> [ACTIVITY]
Starting at the top of the entries, restate word for word each line up to and including the one with "# C28H32: electronic excitations, NMR shifts".

DATA SECTION section start

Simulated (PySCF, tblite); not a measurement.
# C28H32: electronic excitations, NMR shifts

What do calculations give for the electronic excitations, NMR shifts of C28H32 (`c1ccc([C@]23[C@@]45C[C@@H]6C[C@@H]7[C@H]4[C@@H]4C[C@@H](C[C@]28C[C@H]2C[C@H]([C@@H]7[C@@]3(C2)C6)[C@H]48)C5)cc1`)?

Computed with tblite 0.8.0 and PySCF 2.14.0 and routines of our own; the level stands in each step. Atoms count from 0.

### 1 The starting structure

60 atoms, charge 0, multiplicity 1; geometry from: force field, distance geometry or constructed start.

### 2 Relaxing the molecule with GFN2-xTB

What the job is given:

DATA SECTION section end

> [TASK RESULT]
Simulated (PySCF, tblite); not a measurement.
# C28H32: electronic excitations, NMR shifts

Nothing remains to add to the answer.